-- Data section follows --

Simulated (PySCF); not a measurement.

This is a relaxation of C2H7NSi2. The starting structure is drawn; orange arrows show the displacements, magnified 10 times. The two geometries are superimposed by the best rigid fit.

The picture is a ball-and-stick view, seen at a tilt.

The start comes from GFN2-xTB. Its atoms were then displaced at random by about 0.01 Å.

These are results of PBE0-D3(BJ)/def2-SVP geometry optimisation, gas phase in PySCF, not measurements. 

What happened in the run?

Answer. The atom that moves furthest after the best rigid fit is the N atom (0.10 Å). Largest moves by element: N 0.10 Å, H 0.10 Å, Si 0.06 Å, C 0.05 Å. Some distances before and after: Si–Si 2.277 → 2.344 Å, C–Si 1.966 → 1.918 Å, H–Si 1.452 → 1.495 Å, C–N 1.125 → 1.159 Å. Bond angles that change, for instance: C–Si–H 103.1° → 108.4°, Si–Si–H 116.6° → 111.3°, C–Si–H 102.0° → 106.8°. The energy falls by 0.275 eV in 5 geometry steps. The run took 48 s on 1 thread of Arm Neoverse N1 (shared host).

-- Data section concluded --

(Work instruction):
Return, exactly as they stand, the lines from the start of the records above through the line with "What happened in the run?", both ends included, and no other lines.

(Response box):
Simulated (PySCF); not a measurement.

This is a relaxation of C2H7NSi2. The starting structure is drawn; orange arrows show the displacements, magnified 10 times. The two geometries are superimposed by the best rigid fit.

The picture is a ball-and-stick view, seen at a tilt.

The start comes from GFN2-xTB. Its atoms were then displaced at random by about 0.01 Å.

These are results of PBE0-D3(BJ)/def2-SVP geometry optimisation, gas phase in PySCF, not measurements. 

What happened in the run?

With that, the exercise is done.